> _Required action_:
Please reproduce every entry below without omitting a single line.

═══ Material shown
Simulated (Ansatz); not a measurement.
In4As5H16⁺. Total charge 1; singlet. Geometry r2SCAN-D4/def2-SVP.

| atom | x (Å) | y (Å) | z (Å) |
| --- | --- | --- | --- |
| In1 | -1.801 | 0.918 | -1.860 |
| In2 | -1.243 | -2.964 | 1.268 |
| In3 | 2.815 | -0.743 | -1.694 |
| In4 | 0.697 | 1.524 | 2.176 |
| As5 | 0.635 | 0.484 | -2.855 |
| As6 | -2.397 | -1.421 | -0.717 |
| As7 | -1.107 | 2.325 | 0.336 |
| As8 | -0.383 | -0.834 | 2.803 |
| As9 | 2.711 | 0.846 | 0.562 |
══════

> _Reply_:
Simulated (Ansatz); not a measurement.
In4As5H16⁺. Total charge 1; singlet. Geometry r2SCAN-D4/def2-SVP.

| atom | x (Å) | y (Å) | z (Å) |
| --- | --- | --- | --- |
| In1 | -1.801 | 0.918 | -1.860 |
| In2 | -1.243 | -2.964 | 1.268 |
| In3 | 2.815 | -0.743 | -1.694 |
| In4 | 0.697 | 1.524 | 2.176 |
| As5 | 0.635 | 0.484 | -2.855 |
| As6 | -2.397 | -1.421 | -0.717 |
| As7 | -1.107 | 2.325 | 0.336 |
| As8 | -0.383 | -0.834 | 2.803 |
| As9 | 2.711 | 0.846 | 0.562 |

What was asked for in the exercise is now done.